§ REQUIRED ACTION
From the first line of the material through the line containing "The compound is", restate everything word for word and nothing more.

§ RECORD SET
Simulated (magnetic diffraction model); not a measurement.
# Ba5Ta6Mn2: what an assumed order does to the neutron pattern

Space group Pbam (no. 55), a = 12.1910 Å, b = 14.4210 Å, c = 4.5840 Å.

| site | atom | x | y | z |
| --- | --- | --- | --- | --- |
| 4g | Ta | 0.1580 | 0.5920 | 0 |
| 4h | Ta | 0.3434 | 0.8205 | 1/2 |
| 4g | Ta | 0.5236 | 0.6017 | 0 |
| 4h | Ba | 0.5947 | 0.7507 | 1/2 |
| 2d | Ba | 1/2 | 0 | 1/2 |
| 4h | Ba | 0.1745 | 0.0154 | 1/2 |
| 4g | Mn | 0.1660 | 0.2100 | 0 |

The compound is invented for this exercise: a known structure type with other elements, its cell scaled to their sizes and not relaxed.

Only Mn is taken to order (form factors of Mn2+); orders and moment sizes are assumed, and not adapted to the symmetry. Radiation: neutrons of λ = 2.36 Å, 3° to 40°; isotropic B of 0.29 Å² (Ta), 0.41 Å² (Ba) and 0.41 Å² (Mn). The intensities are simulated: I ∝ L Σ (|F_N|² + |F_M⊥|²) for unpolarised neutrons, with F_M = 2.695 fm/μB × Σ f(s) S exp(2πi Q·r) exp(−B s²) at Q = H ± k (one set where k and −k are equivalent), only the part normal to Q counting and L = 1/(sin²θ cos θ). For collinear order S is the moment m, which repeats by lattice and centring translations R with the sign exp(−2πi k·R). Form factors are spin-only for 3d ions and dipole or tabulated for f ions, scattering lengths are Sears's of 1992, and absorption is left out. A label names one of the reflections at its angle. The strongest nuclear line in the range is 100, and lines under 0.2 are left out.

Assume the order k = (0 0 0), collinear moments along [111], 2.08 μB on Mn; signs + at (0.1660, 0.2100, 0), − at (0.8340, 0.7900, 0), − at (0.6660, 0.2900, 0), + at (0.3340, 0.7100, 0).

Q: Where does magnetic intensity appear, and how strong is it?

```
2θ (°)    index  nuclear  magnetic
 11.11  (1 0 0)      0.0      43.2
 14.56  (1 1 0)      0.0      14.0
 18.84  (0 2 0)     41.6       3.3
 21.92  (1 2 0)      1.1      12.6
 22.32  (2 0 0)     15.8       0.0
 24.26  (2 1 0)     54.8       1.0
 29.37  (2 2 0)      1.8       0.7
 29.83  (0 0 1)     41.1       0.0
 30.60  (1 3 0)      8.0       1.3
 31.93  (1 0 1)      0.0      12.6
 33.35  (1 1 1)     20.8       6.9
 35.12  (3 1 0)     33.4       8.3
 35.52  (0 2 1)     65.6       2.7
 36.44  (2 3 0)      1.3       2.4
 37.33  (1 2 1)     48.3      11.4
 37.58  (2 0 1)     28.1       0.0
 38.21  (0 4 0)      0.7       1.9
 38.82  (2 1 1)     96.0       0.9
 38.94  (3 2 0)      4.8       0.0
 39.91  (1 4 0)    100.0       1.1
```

§ EXERCISE RESULT
Simulated (magnetic diffraction model); not a measurement.
# Ba5Ta6Mn2: what an assumed order does to the neutron pattern

Space group Pbam (no. 55), a = 12.1910 Å, b = 14.4210 Å, c = 4.5840 Å.

| site | atom | x | y | z |
| --- | --- | --- | --- | --- |
| 4g | Ta | 0.1580 | 0.5920 | 0 |
| 4h | Ta | 0.3434 | 0.8205 | 1/2 |
| 4g | Ta | 0.5236 | 0.6017 | 0 |
| 4h | Ba | 0.5947 | 0.7507 | 1/2 |
| 2d | Ba | 1/2 | 0 | 1/2 |
| 4h | Ba | 0.1745 | 0.0154 | 1/2 |
| 4g | Mn | 0.1660 | 0.2100 | 0 |

The compound is invented for this exercise: a known structure type with other elements, its cell scaled to their sizes and not relaxed.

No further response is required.